EXCERPTED RECORDS:
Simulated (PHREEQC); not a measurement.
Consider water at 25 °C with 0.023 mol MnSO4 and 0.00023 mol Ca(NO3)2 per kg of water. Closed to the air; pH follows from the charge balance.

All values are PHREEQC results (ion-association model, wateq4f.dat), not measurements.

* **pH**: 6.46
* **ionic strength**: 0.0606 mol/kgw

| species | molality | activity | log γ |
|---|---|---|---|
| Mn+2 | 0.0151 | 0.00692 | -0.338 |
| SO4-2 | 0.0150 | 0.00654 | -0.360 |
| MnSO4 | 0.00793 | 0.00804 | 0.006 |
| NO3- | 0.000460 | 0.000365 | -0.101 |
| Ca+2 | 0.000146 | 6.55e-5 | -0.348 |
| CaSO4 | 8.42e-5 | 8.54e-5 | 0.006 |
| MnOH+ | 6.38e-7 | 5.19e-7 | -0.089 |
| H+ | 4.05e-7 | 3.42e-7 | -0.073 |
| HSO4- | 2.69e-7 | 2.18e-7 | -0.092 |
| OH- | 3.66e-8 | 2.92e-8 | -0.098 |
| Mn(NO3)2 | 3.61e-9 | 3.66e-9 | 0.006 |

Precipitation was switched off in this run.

WORK ITEM: Once you have read the records, repeat them all exactly.

EXERCISE RESULT:
Simulated (PHREEQC); not a measurement.
Consider water at 25 °C with 0.023 mol MnSO4 and 0.00023 mol Ca(NO3)2 per kg of water. Closed to the air; pH follows from the charge balance.

All values are PHREEQC results (ion-association model, wateq4f.dat), not measurements.

* **pH**: 6.46
* **ionic strength**: 0.0606 mol/kgw

| species | molality | activity | log γ |
|---|---|---|---|
| Mn+2 | 0.0151 | 0.00692 | -0.338 |
| SO4-2 | 0.0150 | 0.00654 | -0.360 |
| MnSO4 | 0.00793 | 0.00804 | 0.006 |
| NO3- | 0.000460 | 0.000365 | -0.101 |
| Ca+2 | 0.000146 | 6.55e-5 | -0.348 |
| CaSO4 | 8.42e-5 | 8.54e-5 | 0.006 |
| MnOH+ | 6.38e-7 | 5.19e-7 | -0.089 |
| H+ | 4.05e-7 | 3.42e-7 | -0.073 |
| HSO4- | 2.69e-7 | 2.18e-7 | -0.092 |
| OH- | 3.66e-8 | 2.92e-8 | -0.098 |
| Mn(NO3)2 | 3.61e-9 | 3.66e-9 | 0.006 |

Precipitation was switched off in this run.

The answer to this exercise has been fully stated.